__Record extracts__
----------------------------------------

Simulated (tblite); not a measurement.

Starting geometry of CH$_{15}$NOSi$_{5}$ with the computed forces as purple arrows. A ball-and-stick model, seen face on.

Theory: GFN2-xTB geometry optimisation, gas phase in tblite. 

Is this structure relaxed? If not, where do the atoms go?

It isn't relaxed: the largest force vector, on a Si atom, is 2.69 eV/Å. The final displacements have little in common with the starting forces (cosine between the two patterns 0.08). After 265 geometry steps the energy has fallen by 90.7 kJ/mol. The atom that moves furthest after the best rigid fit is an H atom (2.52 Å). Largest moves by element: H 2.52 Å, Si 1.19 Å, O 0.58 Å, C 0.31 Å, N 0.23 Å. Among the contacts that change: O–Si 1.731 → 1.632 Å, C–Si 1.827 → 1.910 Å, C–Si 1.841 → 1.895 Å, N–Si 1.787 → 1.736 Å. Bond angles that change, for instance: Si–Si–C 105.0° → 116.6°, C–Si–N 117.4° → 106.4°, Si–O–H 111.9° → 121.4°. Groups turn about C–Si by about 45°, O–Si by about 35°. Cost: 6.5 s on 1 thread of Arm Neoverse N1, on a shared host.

----------------------------------------

__Work instruction__
Restate exactly the records above from their first line through the line that holds "Is this structure", please, including both and leaving out all others.

__Worked solution__
Simulated (tblite); not a measurement.

Starting geometry of CH$_{15}$NOSi$_{5}$ with the computed forces as purple arrows. A ball-and-stick model, seen face on.

Theory: GFN2-xTB geometry optimisation, gas phase in tblite. 

Is this structure relaxed? If not, where do the atoms go?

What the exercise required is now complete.